_LISTED ENTRIES_
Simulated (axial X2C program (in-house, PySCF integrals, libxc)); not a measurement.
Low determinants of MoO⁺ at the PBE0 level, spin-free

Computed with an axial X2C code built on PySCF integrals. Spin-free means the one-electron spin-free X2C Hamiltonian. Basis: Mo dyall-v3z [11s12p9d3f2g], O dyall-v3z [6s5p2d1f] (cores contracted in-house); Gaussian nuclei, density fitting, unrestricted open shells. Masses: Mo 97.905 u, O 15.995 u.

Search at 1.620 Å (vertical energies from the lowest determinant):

_EXERCISE_
Begin with the first line of the records and reproduce each line as is, ending with the line that holds "Computed with an".

_RESULT_
Simulated (axial X2C program (in-house, PySCF integrals, libxc)); not a measurement.
Low determinants of MoO⁺ at the PBE0 level, spin-free

Computed with an axial X2C code built on PySCF integrals. Spin-free means the one-electron spin-free X2C Hamiltonian. Basis: Mo dyall-v3z [11s12p9d3f2g], O dyall-v3z [6s5p2d1f] (cores contracted in-house); Gaussian nuclei, density fitting, unrestricted open shells. Masses: Mo 97.905 u, O 15.995 u.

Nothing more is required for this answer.